= Exercise =
Every record that follows must be given again exactly.

= Given information =
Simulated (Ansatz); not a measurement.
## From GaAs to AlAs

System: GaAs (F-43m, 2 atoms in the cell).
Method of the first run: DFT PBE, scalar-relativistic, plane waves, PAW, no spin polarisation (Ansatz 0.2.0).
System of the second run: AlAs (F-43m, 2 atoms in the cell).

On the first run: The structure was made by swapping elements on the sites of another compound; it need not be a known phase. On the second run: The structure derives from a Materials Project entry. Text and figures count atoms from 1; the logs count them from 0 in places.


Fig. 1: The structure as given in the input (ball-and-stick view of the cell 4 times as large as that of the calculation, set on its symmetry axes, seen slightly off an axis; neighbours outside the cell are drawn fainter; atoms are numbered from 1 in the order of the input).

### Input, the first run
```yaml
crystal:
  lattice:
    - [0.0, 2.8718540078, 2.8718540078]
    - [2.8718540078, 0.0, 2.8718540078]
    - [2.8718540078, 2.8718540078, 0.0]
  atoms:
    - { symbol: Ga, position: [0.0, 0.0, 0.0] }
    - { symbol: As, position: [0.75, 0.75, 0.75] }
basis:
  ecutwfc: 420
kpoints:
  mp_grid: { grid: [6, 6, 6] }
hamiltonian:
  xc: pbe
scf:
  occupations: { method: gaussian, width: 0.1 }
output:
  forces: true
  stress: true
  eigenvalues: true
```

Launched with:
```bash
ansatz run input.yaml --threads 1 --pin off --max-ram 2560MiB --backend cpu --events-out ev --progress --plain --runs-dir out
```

= Expected answer =
Simulated (Ansatz); not a measurement.
## From GaAs to AlAs

System: GaAs (F-43m, 2 atoms in the cell).
Method of the first run: DFT PBE, scalar-relativistic, plane waves, PAW, no spin polarisation (Ansatz 0.2.0).
System of the second run: AlAs (F-43m, 2 atoms in the cell).

On the first run: The structure was made by swapping elements on the sites of another compound; it need not be a known phase. On the second run: The structure derives from a Materials Project entry. Text and figures count atoms from 1; the logs count them from 0 in places.


Fig. 1: The structure as given in the input (ball-and-stick view of the cell 4 times as large as that of the calculation, set on its symmetry axes, seen slightly off an axis; neighbours outside the cell are drawn fainter; atoms are numbered from 1 in the order of the input).

### Input, the first run
```yaml
crystal:
  lattice:
    - [0.0, 2.8718540078, 2.8718540078]
    - [2.8718540078, 0.0, 2.8718540078]
    - [2.8718540078, 2.8718540078, 0.0]
  atoms:
    - { symbol: Ga, position: [0.0, 0.0, 0.0] }
    - { symbol: As, position: [0.75, 0.75, 0.75] }
basis:
  ecutwfc: 420
kpoints:
  mp_grid: { grid: [6, 6, 6] }
hamiltonian:
  xc: pbe
scf:
  occupations: { method: gaussian, width: 0.1 }
output:
  forces: true
  stress: true
  eigenvalues: true
```

Launched with:
```bash
ansatz run input.yaml --threads 1 --pin off --max-ram 2560MiB --backend cpu --events-out ev --progress --plain --runs-dir out
```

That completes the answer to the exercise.